Required action: Your answer should consist solely of the lines from the first line of the data through the line with "Method: DFT PBEsol, scalar-relativistic, plane", each reproduced exactly.

Supplied information: Begin

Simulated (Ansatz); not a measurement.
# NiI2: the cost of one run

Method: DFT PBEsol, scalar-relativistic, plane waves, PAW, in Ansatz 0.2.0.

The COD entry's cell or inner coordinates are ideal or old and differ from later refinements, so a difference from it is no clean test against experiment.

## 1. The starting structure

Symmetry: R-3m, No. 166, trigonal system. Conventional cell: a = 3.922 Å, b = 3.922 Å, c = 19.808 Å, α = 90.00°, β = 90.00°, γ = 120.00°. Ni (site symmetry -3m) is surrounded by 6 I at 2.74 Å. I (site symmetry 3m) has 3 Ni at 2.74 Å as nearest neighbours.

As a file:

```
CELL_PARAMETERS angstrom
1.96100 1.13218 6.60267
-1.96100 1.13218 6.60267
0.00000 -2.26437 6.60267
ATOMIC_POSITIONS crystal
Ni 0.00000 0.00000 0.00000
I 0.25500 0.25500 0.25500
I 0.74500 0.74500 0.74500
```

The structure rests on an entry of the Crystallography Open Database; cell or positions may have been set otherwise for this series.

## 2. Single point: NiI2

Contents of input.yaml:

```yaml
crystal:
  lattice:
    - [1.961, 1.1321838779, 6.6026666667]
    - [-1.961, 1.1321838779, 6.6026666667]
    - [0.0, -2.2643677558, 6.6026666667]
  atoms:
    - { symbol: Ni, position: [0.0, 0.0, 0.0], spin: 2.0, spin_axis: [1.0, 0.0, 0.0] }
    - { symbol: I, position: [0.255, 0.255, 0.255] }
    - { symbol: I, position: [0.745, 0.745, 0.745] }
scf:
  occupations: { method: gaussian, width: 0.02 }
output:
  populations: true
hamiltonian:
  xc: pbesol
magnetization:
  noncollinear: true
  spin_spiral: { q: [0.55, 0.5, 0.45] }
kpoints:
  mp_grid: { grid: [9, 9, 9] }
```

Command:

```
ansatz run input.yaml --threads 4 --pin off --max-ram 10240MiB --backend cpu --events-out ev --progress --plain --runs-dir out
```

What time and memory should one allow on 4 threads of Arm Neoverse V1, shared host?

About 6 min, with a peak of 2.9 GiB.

Supplied information: End

Task solution:
Simulated (Ansatz); not a measurement.
# NiI2: the cost of one run

Method: DFT PBEsol, scalar-relativistic, plane waves, PAW, in Ansatz 0.2.0.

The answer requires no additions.